▶ [Brief] Beginning with the very first line, please reproduce the entries exactly through the line containing "A k mesh can miss the band edges.".

·····

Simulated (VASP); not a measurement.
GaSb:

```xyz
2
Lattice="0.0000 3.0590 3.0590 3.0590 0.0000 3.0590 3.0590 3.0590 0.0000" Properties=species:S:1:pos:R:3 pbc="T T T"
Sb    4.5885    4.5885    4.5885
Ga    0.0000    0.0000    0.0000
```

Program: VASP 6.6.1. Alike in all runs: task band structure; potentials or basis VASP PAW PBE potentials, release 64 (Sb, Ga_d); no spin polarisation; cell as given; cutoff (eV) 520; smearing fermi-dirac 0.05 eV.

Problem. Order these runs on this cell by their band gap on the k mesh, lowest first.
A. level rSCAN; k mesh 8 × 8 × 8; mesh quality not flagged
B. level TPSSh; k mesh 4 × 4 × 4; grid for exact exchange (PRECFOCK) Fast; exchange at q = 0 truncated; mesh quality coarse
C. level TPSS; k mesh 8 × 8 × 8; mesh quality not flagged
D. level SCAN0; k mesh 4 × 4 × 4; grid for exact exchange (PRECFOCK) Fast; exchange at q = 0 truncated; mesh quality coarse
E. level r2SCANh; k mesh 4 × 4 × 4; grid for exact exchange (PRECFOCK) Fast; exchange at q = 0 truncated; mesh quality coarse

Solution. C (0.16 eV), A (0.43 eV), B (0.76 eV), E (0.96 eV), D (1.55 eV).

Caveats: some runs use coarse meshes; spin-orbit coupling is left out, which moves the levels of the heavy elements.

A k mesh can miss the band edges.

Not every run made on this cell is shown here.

·····

▶ [Response area]
Simulated (VASP); not a measurement.
GaSb:

```xyz
2
Lattice="0.0000 3.0590 3.0590 3.0590 0.0000 3.0590 3.0590 3.0590 0.0000" Properties=species:S:1:pos:R:3 pbc="T T T"
Sb    4.5885    4.5885    4.5885
Ga    0.0000    0.0000    0.0000
```

Program: VASP 6.6.1. Alike in all runs: task band structure; potentials or basis VASP PAW PBE potentials, release 64 (Sb, Ga_d); no spin polarisation; cell as given; cutoff (eV) 520; smearing fermi-dirac 0.05 eV.

Problem. Order these runs on this cell by their band gap on the k mesh, lowest first.
A. level rSCAN; k mesh 8 × 8 × 8; mesh quality not flagged
B. level TPSSh; k mesh 4 × 4 × 4; grid for exact exchange (PRECFOCK) Fast; exchange at q = 0 truncated; mesh quality coarse
C. level TPSS; k mesh 8 × 8 × 8; mesh quality not flagged
D. level SCAN0; k mesh 4 × 4 × 4; grid for exact exchange (PRECFOCK) Fast; exchange at q = 0 truncated; mesh quality coarse
E. level r2SCANh; k mesh 4 × 4 × 4; grid for exact exchange (PRECFOCK) Fast; exchange at q = 0 truncated; mesh quality coarse

Solution. C (0.16 eV), A (0.43 eV), B (0.76 eV), E (0.96 eV), D (1.55 eV).

Caveats: some runs use coarse meshes; spin-orbit coupling is left out, which moves the levels of the heavy elements.

A k mesh can miss the band edges.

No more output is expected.